─── Data to examine
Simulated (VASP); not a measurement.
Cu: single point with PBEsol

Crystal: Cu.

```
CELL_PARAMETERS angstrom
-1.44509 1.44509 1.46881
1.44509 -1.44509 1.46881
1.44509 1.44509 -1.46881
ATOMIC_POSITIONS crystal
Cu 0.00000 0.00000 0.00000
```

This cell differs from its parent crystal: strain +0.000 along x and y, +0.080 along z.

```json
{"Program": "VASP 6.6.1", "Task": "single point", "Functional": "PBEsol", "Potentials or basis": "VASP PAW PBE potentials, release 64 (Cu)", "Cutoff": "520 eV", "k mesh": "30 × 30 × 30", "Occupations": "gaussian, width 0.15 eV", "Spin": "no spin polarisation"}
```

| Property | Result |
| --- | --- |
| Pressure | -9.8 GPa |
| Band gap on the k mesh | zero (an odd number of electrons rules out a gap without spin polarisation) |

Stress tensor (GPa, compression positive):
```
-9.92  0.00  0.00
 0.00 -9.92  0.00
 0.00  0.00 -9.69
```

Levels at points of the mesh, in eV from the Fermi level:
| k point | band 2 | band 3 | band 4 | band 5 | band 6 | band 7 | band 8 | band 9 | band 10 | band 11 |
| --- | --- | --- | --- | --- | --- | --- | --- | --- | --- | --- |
──────

Work request
Retype each line of the data exactly as it reads.

Task output
Simulated (VASP); not a measurement.
Cu: single point with PBEsol

Crystal: Cu.

```
CELL_PARAMETERS angstrom
-1.44509 1.44509 1.46881
1.44509 -1.44509 1.46881
1.44509 1.44509 -1.46881
ATOMIC_POSITIONS crystal
Cu 0.00000 0.00000 0.00000
```

This cell differs from its parent crystal: strain +0.000 along x and y, +0.080 along z.

```json
{"Program": "VASP 6.6.1", "Task": "single point", "Functional": "PBEsol", "Potentials or basis": "VASP PAW PBE potentials, release 64 (Cu)", "Cutoff": "520 eV", "k mesh": "30 × 30 × 30", "Occupations": "gaussian, width 0.15 eV", "Spin": "no spin polarisation"}
```

| Property | Result |
| --- | --- |
| Pressure | -9.8 GPa |
| Band gap on the k mesh | zero (an odd number of electrons rules out a gap without spin polarisation) |

Stress tensor (GPa, compression positive):
```
-9.92  0.00  0.00
 0.00 -9.92  0.00
 0.00  0.00 -9.69
```

Levels at points of the mesh, in eV from the Fermi level:
| k point | band 2 | band 3 | band 4 | band 5 | band 6 | band 7 | band 8 | band 9 | band 10 | band 11 |
| --- | --- | --- | --- | --- | --- | --- | --- | --- | --- | --- |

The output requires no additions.